> **Supplied records**:
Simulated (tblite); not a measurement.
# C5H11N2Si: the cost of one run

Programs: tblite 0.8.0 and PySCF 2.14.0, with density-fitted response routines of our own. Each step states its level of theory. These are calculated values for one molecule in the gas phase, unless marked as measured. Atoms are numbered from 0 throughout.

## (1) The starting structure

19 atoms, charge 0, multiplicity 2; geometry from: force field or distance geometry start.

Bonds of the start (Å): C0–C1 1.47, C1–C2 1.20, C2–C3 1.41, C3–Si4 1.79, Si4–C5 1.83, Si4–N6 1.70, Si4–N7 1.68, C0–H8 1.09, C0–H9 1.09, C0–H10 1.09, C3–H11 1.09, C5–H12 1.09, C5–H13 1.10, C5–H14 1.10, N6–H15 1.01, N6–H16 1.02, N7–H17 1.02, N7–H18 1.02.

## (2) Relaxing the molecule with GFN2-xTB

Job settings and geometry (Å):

> **Brief**:
Reproduce all the records. Keep them exact, please.

> **Task result**:
Simulated (tblite); not a measurement.
# C5H11N2Si: the cost of one run

Programs: tblite 0.8.0 and PySCF 2.14.0, with density-fitted response routines of our own. Each step states its level of theory. These are calculated values for one molecule in the gas phase, unless marked as measured. Atoms are numbered from 0 throughout.

## (1) The starting structure

19 atoms, charge 0, multiplicity 2; geometry from: force field or distance geometry start.

Bonds of the start (Å): C0–C1 1.47, C1–C2 1.20, C2–C3 1.41, C3–Si4 1.79, Si4–C5 1.83, Si4–N6 1.70, Si4–N7 1.68, C0–H8 1.09, C0–H9 1.09, C0–H10 1.09, C3–H11 1.09, C5–H12 1.09, C5–H13 1.10, C5–H14 1.10, N6–H15 1.01, N6–H16 1.02, N7–H17 1.02, N7–H18 1.02.

## (2) Relaxing the molecule with GFN2-xTB

Job settings and geometry (Å):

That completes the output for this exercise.